Top of Supplied data

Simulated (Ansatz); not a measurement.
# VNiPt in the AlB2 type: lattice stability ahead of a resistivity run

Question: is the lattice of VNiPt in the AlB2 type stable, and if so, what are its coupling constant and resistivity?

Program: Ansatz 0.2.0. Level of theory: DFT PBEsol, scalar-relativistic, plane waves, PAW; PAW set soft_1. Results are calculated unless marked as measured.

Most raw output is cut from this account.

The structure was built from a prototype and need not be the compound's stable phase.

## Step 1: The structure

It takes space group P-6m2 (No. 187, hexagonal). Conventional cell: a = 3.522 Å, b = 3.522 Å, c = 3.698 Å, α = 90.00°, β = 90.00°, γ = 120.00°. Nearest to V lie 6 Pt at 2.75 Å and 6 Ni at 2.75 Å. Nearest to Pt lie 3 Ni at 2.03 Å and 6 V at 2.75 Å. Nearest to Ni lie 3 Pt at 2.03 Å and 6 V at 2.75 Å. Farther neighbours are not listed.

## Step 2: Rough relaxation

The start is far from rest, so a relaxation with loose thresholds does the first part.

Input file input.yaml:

Bottom of Supplied data

*Work task:* The first line of the records begins the span, and the line containing "The start is" ends it. Reproduce that span exactly, both ends included.

*Response:*
Simulated (Ansatz); not a measurement.
# VNiPt in the AlB2 type: lattice stability ahead of a resistivity run

Question: is the lattice of VNiPt in the AlB2 type stable, and if so, what are its coupling constant and resistivity?

Program: Ansatz 0.2.0. Level of theory: DFT PBEsol, scalar-relativistic, plane waves, PAW; PAW set soft_1. Results are calculated unless marked as measured.

Most raw output is cut from this account.

The structure was built from a prototype and need not be the compound's stable phase.

## Step 1: The structure

It takes space group P-6m2 (No. 187, hexagonal). Conventional cell: a = 3.522 Å, b = 3.522 Å, c = 3.698 Å, α = 90.00°, β = 90.00°, γ = 120.00°. Nearest to V lie 6 Pt at 2.75 Å and 6 Ni at 2.75 Å. Nearest to Pt lie 3 Ni at 2.03 Å and 6 V at 2.75 Å. Nearest to Ni lie 3 Pt at 2.03 Å and 6 V at 2.75 Å. Farther neighbours are not listed.

## Step 2: Rough relaxation

The start is far from rest, so a relaxation with loose thresholds does the first part.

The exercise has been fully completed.